Given data »
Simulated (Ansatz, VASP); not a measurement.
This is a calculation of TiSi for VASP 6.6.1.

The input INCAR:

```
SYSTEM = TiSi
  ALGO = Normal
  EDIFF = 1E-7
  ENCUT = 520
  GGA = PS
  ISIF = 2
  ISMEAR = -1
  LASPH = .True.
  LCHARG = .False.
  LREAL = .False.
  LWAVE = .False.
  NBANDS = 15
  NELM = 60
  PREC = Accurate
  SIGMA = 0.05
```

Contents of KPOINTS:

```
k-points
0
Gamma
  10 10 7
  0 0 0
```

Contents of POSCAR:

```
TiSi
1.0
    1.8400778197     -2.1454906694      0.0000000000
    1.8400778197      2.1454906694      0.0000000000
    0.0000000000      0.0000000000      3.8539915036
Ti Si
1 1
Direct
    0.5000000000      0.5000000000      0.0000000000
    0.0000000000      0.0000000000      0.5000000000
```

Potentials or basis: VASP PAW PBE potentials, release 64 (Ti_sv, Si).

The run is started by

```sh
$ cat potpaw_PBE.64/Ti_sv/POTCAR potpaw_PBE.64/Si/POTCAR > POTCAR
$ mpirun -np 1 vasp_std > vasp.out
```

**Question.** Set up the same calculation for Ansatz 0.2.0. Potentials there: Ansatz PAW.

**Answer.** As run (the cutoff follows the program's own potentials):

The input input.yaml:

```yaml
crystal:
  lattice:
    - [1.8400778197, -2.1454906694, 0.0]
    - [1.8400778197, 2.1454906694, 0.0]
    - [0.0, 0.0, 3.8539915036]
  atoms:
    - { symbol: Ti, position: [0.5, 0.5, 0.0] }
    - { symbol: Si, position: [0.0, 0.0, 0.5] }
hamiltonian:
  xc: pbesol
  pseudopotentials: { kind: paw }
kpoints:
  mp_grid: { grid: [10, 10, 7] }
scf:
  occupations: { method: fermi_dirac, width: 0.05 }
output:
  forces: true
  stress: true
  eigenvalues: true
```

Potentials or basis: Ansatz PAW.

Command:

Task item »
After locating the line with "there: Ansatz PAW." in the material above, return it and each line after it exactly, ending at the line with "Potentials or basis: Ansatz PAW.".

Task output »
**Question.** Set up the same calculation for Ansatz 0.2.0. Potentials there: Ansatz PAW.

**Answer.** As run (the cutoff follows the program's own potentials):

The input input.yaml:

```yaml
crystal:
  lattice:
    - [1.8400778197, -2.1454906694, 0.0]
    - [1.8400778197, 2.1454906694, 0.0]
    - [0.0, 0.0, 3.8539915036]
  atoms:
    - { symbol: Ti, position: [0.5, 0.5, 0.0] }
    - { symbol: Si, position: [0.0, 0.0, 0.5] }
hamiltonian:
  xc: pbesol
  pseudopotentials: { kind: paw }
kpoints:
  mp_grid: { grid: [10, 10, 7] }
scf:
  occupations: { method: fermi_dirac, width: 0.05 }
output:
  forces: true
  stress: true
  eigenvalues: true
```

Potentials or basis: Ansatz PAW.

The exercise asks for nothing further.